ASSIGNED TASK - Starting at the top of the records, output every line through the one that contains "VASP's potentials were", keeping each exactly as it appears.

INFORMATION -
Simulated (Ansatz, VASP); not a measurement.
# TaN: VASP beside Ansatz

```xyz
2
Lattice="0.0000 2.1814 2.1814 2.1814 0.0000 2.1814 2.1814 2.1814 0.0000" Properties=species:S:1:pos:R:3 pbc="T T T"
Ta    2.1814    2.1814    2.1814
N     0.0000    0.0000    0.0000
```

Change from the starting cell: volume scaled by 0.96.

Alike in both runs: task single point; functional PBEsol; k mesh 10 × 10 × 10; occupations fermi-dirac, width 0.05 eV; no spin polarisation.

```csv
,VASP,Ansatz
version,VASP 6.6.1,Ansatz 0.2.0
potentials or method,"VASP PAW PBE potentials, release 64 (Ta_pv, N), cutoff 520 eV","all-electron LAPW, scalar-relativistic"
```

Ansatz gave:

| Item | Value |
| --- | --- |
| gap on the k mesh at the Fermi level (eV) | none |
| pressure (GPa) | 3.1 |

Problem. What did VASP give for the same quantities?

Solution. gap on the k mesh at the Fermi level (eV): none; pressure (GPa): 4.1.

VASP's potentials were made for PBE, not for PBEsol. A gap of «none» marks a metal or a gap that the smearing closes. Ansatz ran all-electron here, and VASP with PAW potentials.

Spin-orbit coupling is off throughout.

YOUR RESPONSE -
Simulated (Ansatz, VASP); not a measurement.
# TaN: VASP beside Ansatz

```xyz
2
Lattice="0.0000 2.1814 2.1814 2.1814 0.0000 2.1814 2.1814 2.1814 0.0000" Properties=species:S:1:pos:R:3 pbc="T T T"
Ta    2.1814    2.1814    2.1814
N     0.0000    0.0000    0.0000
```

Change from the starting cell: volume scaled by 0.96.

Alike in both runs: task single point; functional PBEsol; k mesh 10 × 10 × 10; occupations fermi-dirac, width 0.05 eV; no spin polarisation.

```csv
,VASP,Ansatz
version,VASP 6.6.1,Ansatz 0.2.0
potentials or method,"VASP PAW PBE potentials, release 64 (Ta_pv, N), cutoff 520 eV","all-electron LAPW, scalar-relativistic"
```

Ansatz gave:

| Item | Value |
| --- | --- |
| gap on the k mesh at the Fermi level (eV) | none |
| pressure (GPa) | 3.1 |

Problem. What did VASP give for the same quantities?

Solution. gap on the k mesh at the Fermi level (eV): none; pressure (GPa): 4.1.

VASP's potentials were made for PBE, not for PBEsol. A gap of «none» marks a metal or a gap that the smearing closes. Ansatz ran all-electron here, and VASP with PAW potentials.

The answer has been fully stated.